Data for analysis –
------------------------

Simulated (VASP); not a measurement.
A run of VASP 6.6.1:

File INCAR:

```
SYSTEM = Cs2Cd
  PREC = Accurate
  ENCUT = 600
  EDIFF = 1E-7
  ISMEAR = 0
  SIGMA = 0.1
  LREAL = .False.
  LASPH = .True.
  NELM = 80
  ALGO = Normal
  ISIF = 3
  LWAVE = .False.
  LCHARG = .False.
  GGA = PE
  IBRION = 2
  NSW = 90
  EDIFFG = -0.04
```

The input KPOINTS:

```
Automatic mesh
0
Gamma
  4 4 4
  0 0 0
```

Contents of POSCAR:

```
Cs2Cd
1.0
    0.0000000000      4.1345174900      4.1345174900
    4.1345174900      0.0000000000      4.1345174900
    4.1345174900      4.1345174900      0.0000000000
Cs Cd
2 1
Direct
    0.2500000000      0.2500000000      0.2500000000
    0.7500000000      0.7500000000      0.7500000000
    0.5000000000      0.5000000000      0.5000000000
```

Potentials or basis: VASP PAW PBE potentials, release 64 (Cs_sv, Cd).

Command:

------------------------

Work instruction – Starting at the line above that contains "A run of VASP", write out each line exactly until the line that contains "Potentials or basis: VASP" has been written, and stop there.

Answer space –
A run of VASP 6.6.1:

File INCAR:

```
SYSTEM = Cs2Cd
  PREC = Accurate
  ENCUT = 600
  EDIFF = 1E-7
  ISMEAR = 0
  SIGMA = 0.1
  LREAL = .False.
  LASPH = .True.
  NELM = 80
  ALGO = Normal
  ISIF = 3
  LWAVE = .False.
  LCHARG = .False.
  GGA = PE
  IBRION = 2
  NSW = 90
  EDIFFG = -0.04
```

The input KPOINTS:

```
Automatic mesh
0
Gamma
  4 4 4
  0 0 0
```

Contents of POSCAR:

```
Cs2Cd
1.0
    0.0000000000      4.1345174900      4.1345174900
    4.1345174900      0.0000000000      4.1345174900
    4.1345174900      4.1345174900      0.0000000000
Cs Cd
2 1
Direct
    0.2500000000      0.2500000000      0.2500000000
    0.7500000000      0.7500000000      0.7500000000
    0.5000000000      0.5000000000      0.5000000000
```

Potentials or basis: VASP PAW PBE potentials, release 64 (Cs_sv, Cd).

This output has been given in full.